________

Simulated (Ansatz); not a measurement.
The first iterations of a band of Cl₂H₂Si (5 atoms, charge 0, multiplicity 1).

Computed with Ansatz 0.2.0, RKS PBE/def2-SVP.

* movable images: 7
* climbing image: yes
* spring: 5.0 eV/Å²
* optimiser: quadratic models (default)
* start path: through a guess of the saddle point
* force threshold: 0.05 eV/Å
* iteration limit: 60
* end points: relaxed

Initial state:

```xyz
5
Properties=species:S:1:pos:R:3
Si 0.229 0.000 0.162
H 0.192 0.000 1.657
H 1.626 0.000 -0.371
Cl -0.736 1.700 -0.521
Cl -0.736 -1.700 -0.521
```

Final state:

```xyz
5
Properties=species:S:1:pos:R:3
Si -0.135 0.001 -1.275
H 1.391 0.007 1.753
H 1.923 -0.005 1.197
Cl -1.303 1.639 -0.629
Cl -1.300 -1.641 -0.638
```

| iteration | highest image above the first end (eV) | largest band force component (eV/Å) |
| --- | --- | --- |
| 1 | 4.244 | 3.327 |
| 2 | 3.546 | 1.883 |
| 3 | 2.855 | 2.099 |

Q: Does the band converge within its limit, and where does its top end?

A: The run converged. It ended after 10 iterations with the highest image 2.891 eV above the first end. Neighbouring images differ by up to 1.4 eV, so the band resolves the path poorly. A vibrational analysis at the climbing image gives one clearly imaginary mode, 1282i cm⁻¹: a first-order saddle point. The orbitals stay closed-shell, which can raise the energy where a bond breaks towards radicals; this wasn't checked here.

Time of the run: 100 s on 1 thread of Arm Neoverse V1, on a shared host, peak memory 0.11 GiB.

________

(Assigned task) Output exactly the leading lines of the data, up to and including the line marked by "A: The run converged.".

(Your solution)
Simulated (Ansatz); not a measurement.
The first iterations of a band of Cl₂H₂Si (5 atoms, charge 0, multiplicity 1).

Computed with Ansatz 0.2.0, RKS PBE/def2-SVP.

* movable images: 7
* climbing image: yes
* spring: 5.0 eV/Å²
* optimiser: quadratic models (default)
* start path: through a guess of the saddle point
* force threshold: 0.05 eV/Å
* iteration limit: 60
* end points: relaxed

Initial state:

```xyz
5
Properties=species:S:1:pos:R:3
Si 0.229 0.000 0.162
H 0.192 0.000 1.657
H 1.626 0.000 -0.371
Cl -0.736 1.700 -0.521
Cl -0.736 -1.700 -0.521
```

Final state:

```xyz
5
Properties=species:S:1:pos:R:3
Si -0.135 0.001 -1.275
H 1.391 0.007 1.753
H 1.923 -0.005 1.197
Cl -1.303 1.639 -0.629
Cl -1.300 -1.641 -0.638
```

| iteration | highest image above the first end (eV) | largest band force component (eV/Å) |
| --- | --- | --- |
| 1 | 4.244 | 3.327 |
| 2 | 3.546 | 1.883 |
| 3 | 2.855 | 2.099 |

Q: Does the band converge within its limit, and where does its top end?

A: The run converged. It ended after 10 iterations with the highest image 2.891 eV above the first end. Neighbouring images differ by up to 1.4 eV, so the band resolves the path poorly. A vibrational analysis at the climbing image gives one clearly imaginary mode, 1282i cm⁻¹: a first-order saddle point. The orbitals stay closed-shell, which can raise the energy where a bond breaks towards radicals; this wasn't checked here.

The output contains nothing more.